── DATASET ENTRIES ──

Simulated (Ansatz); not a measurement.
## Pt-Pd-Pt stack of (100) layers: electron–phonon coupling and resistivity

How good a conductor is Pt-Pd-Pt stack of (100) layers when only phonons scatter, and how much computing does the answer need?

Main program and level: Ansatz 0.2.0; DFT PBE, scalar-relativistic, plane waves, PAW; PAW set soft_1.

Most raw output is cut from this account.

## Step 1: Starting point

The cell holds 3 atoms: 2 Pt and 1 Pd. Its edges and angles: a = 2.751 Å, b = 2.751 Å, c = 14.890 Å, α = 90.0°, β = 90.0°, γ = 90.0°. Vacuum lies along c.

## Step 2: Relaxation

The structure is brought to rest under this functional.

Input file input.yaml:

───

■ WORK ORDER ■
Your reply is to repeat, unchanged, the lines above running from the one with "How good a conductor" up to and including the one with "The structure is".

■ EXPECTED ANSWER ■
How good a conductor is Pt-Pd-Pt stack of (100) layers when only phonons scatter, and how much computing does the answer need?

Main program and level: Ansatz 0.2.0; DFT PBE, scalar-relativistic, plane waves, PAW; PAW set soft_1.

Most raw output is cut from this account.

## Step 1: Starting point

The cell holds 3 atoms: 2 Pt and 1 Pd. Its edges and angles: a = 2.751 Å, b = 2.751 Å, c = 14.890 Å, α = 90.0°, β = 90.0°, γ = 90.0°. Vacuum lies along c.

## Step 2: Relaxation

The structure is brought to rest under this functional.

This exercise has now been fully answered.